■ Required action:
Could every line of the data be printed exactly as it reads?

======

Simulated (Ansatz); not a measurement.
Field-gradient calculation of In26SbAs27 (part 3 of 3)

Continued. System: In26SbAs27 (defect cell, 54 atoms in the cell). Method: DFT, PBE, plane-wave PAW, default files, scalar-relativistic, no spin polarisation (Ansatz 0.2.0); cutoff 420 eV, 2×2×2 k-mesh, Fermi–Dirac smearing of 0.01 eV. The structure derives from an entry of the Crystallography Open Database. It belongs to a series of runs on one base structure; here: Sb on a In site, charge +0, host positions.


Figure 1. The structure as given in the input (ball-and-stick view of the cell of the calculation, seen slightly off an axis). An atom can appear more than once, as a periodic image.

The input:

======

■ Task solution:
Simulated (Ansatz); not a measurement.
Field-gradient calculation of In26SbAs27 (part 3 of 3)

Continued. System: In26SbAs27 (defect cell, 54 atoms in the cell). Method: DFT, PBE, plane-wave PAW, default files, scalar-relativistic, no spin polarisation (Ansatz 0.2.0); cutoff 420 eV, 2×2×2 k-mesh, Fermi–Dirac smearing of 0.01 eV. The structure derives from an entry of the Crystallography Open Database. It belongs to a series of runs on one base structure; here: Sb on a In site, charge +0, host positions.


Figure 1. The structure as given in the input (ball-and-stick view of the cell of the calculation, seen slightly off an axis). An atom can appear more than once, as a periodic image.

The input:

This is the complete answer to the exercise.